*** Opening of RECORDS PROVIDED ***
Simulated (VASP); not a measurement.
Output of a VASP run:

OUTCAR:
*** Close of RECORDS PROVIDED ***

** WORK INSTRUCTION **
Everything from the first line of the entries above through the line with "Output of a" is to be reproduced exactly, and nothing else.

** TASK ANSWER **
Simulated (VASP); not a measurement.
Output of a VASP run:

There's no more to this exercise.